Requirement -
Reproduce the listing below exactly, from its first line down to and including the line with "- Functional: PBEsol".

START Source information

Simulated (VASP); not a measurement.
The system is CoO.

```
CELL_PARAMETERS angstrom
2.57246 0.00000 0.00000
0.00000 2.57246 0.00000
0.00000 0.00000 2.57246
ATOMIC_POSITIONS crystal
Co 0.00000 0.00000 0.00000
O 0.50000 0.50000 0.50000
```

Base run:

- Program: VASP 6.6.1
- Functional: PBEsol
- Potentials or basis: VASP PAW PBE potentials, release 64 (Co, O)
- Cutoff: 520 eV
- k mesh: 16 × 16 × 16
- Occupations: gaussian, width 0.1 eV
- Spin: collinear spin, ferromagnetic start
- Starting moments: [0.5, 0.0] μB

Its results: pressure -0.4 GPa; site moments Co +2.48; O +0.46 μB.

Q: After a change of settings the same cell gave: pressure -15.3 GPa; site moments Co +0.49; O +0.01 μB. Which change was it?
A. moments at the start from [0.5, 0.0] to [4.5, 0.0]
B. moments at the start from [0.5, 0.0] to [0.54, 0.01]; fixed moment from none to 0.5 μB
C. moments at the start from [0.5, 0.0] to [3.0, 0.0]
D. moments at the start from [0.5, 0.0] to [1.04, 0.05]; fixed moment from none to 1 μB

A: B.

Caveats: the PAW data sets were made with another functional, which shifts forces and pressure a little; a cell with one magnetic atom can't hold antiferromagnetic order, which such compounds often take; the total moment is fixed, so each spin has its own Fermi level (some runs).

END Source information

Exercise solution -
Simulated (VASP); not a measurement.
The system is CoO.

```
CELL_PARAMETERS angstrom
2.57246 0.00000 0.00000
0.00000 2.57246 0.00000
0.00000 0.00000 2.57246
ATOMIC_POSITIONS crystal
Co 0.00000 0.00000 0.00000
O 0.50000 0.50000 0.50000
```

Base run:

- Program: VASP 6.6.1
- Functional: PBEsol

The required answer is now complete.